(Beginning of Given information)
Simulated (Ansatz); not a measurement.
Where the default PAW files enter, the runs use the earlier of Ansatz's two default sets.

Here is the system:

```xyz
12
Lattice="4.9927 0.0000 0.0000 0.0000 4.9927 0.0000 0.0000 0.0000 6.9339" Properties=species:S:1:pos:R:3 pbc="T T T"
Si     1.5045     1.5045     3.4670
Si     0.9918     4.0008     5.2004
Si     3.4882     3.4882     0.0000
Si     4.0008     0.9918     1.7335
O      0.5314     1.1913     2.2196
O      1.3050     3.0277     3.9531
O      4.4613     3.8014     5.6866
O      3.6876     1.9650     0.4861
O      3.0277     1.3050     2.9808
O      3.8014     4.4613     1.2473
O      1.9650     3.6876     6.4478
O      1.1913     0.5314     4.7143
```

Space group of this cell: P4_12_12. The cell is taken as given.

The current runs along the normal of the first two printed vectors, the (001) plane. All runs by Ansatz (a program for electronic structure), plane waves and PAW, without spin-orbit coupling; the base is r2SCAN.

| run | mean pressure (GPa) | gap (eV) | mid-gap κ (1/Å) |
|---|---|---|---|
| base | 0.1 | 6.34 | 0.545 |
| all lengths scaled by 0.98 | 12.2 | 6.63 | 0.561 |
(End of Given information)

■ **Work task**
Starting with the line that holds "Where the default" and ending with the line that holds "6.34 | 0.545 |", retype every line in the data above exactly, and nothing else.

■ **Your response**
Where the default PAW files enter, the runs use the earlier of Ansatz's two default sets.

Here is the system:

```xyz
12
Lattice="4.9927 0.0000 0.0000 0.0000 4.9927 0.0000 0.0000 0.0000 6.9339" Properties=species:S:1:pos:R:3 pbc="T T T"
Si     1.5045     1.5045     3.4670
Si     0.9918     4.0008     5.2004
Si     3.4882     3.4882     0.0000
Si     4.0008     0.9918     1.7335
O      0.5314     1.1913     2.2196
O      1.3050     3.0277     3.9531
O      4.4613     3.8014     5.6866
O      3.6876     1.9650     0.4861
O      3.0277     1.3050     2.9808
O      3.8014     4.4613     1.2473
O      1.9650     3.6876     6.4478
O      1.1913     0.5314     4.7143
```

Space group of this cell: P4_12_12. The cell is taken as given.

The current runs along the normal of the first two printed vectors, the (001) plane. All runs by Ansatz (a program for electronic structure), plane waves and PAW, without spin-orbit coupling; the base is r2SCAN.

| run | mean pressure (GPa) | gap (eV) | mid-gap κ (1/Å) |
|---|---|---|---|
| base | 0.1 | 6.34 | 0.545 |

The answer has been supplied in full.